- [Study material]
Content starts
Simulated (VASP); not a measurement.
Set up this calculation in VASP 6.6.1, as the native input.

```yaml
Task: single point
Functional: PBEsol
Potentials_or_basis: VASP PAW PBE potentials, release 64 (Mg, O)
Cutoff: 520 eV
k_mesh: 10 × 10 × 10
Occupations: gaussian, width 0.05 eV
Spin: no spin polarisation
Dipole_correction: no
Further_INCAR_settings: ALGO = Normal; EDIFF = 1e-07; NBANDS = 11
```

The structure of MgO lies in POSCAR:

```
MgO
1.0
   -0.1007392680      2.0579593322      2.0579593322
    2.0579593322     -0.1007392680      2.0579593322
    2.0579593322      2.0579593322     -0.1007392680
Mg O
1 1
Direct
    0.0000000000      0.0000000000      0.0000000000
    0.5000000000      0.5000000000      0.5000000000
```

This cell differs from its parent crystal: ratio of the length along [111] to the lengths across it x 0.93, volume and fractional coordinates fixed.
Content ends

Only one stretch is wanted, so please give again exactly the lines from the start of the data through the line containing "The structure of", both ends included.

- [Task result]
Simulated (VASP); not a measurement.
Set up this calculation in VASP 6.6.1, as the native input.

```yaml
Task: single point
Functional: PBEsol
Potentials_or_basis: VASP PAW PBE potentials, release 64 (Mg, O)
Cutoff: 520 eV
k_mesh: 10 × 10 × 10
Occupations: gaussian, width 0.05 eV
Spin: no spin polarisation
Dipole_correction: no
Further_INCAR_settings: ALGO = Normal; EDIFF = 1e-07; NBANDS = 11
```

The structure of MgO lies in POSCAR:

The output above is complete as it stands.